======== Supplied data ========

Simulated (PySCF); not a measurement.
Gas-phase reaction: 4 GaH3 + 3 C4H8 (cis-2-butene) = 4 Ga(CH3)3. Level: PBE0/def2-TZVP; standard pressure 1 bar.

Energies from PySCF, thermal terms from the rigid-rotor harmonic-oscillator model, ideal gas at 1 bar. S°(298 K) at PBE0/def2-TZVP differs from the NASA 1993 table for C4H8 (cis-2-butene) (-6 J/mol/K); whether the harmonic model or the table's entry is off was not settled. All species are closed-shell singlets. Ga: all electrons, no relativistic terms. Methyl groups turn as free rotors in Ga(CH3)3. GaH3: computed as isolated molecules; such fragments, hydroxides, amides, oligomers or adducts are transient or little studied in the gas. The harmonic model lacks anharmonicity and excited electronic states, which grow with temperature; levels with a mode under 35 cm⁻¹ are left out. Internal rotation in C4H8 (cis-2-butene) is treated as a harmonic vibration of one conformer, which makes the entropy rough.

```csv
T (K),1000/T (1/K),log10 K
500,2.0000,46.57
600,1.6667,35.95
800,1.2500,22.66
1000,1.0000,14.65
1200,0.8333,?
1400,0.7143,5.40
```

========

■ Work order ■
Everything from the first line of the data through the line containing "Gas-phase reaction: 4" should be echoed exactly. Add nothing.

■ Answer section ■
Simulated (PySCF); not a measurement.
Gas-phase reaction: 4 GaH3 + 3 C4H8 (cis-2-butene) = 4 Ga(CH3)3. Level: PBE0/def2-TZVP; standard pressure 1 bar.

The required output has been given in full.